__ACTIVITY__.
Every line from the beginning of the data through the line containing "Computed with DFT" should be reproduced exactly, and no further lines should be output.

DATA PROVIDED section start
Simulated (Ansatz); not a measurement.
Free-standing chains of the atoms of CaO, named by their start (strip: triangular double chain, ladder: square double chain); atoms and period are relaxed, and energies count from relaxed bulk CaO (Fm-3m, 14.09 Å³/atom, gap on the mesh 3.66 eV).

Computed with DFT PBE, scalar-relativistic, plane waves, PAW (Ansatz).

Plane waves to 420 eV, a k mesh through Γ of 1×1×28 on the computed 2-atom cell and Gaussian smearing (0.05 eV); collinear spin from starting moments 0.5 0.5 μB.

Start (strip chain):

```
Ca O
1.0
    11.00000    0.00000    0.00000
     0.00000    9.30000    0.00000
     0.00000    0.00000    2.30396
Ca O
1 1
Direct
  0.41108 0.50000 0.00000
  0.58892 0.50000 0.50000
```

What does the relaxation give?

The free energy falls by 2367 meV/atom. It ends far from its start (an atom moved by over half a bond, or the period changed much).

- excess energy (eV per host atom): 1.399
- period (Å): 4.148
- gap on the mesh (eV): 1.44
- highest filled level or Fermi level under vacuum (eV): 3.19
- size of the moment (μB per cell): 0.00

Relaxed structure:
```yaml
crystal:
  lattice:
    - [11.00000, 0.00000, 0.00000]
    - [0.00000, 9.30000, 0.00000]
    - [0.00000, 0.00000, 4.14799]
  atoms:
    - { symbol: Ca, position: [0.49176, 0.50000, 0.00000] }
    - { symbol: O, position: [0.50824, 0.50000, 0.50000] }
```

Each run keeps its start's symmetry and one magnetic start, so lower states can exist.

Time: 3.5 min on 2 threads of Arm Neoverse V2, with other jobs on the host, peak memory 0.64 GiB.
DATA PROVIDED section end

__REPLY__.
Simulated (Ansatz); not a measurement.
Free-standing chains of the atoms of CaO, named by their start (strip: triangular double chain, ladder: square double chain); atoms and period are relaxed, and energies count from relaxed bulk CaO (Fm-3m, 14.09 Å³/atom, gap on the mesh 3.66 eV).

Computed with DFT PBE, scalar-relativistic, plane waves, PAW (Ansatz).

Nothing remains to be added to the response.